---- Supplied entries

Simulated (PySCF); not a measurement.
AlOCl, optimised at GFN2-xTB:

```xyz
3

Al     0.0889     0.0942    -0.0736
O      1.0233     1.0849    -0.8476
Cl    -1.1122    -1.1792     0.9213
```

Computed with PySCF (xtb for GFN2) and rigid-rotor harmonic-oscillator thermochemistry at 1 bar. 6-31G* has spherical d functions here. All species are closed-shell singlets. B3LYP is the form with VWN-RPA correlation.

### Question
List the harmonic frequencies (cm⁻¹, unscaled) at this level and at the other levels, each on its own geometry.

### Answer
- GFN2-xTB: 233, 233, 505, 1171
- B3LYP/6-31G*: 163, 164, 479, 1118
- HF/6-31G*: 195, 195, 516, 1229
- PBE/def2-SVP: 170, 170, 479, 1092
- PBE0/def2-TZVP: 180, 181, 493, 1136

--------

**Work order**.
Retype only this portion of the data above: the line containing "List the harmonic", the line containing "- PBE/def2-SVP: 170, 170, 479, 1092", and all lines between them, exactly.

**Answer space**.
List the harmonic frequencies (cm⁻¹, unscaled) at this level and at the other levels, each on its own geometry.

### Answer
- GFN2-xTB: 233, 233, 505, 1171
- B3LYP/6-31G*: 163, 164, 479, 1118
- HF/6-31G*: 195, 195, 516, 1229
- PBE/def2-SVP: 170, 170, 479, 1092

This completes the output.